- Work item -
From the data below, set down exactly the lines between the one holding "Question: Give E(B)" and the one holding "Answer: Computed: PBE0-D4", inclusive, and no others.

- Data records -
● ● ● ● ●
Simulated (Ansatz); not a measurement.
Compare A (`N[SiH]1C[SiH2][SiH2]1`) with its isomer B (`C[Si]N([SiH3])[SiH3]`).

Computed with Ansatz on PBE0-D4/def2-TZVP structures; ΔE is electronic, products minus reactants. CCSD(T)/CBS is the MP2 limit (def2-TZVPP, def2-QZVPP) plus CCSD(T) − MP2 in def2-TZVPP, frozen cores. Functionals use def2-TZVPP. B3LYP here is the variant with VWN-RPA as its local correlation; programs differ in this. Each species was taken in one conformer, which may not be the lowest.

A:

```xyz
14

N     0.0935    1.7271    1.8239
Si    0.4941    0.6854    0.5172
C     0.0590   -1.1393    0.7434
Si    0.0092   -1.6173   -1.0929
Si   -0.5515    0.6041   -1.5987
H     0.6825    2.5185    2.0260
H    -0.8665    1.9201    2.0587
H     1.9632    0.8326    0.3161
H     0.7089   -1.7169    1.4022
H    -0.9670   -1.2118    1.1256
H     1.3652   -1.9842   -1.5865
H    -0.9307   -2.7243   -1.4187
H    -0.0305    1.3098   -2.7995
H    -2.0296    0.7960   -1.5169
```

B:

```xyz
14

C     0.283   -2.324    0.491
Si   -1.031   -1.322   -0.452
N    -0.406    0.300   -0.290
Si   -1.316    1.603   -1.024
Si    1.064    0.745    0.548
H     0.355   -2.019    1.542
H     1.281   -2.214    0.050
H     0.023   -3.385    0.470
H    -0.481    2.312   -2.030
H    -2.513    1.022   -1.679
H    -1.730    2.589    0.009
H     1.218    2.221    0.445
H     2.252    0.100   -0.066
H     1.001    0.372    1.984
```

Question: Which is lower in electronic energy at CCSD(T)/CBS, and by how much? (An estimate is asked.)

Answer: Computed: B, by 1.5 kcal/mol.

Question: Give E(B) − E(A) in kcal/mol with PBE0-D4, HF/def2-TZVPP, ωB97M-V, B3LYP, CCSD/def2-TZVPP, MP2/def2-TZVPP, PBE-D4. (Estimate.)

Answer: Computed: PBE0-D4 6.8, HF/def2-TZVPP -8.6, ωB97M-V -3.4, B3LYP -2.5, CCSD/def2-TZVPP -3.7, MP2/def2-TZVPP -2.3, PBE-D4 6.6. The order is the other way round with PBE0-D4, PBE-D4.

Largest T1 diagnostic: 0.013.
● ● ● ● ●

- Result -
Question: Give E(B) − E(A) in kcal/mol with PBE0-D4, HF/def2-TZVPP, ωB97M-V, B3LYP, CCSD/def2-TZVPP, MP2/def2-TZVPP, PBE-D4. (Estimate.)

Answer: Computed: PBE0-D4 6.8, HF/def2-TZVPP -8.6, ωB97M-V -3.4, B3LYP -2.5, CCSD/def2-TZVPP -3.7, MP2/def2-TZVPP -2.3, PBE-D4 6.6. The order is the other way round with PBE0-D4, PBE-D4.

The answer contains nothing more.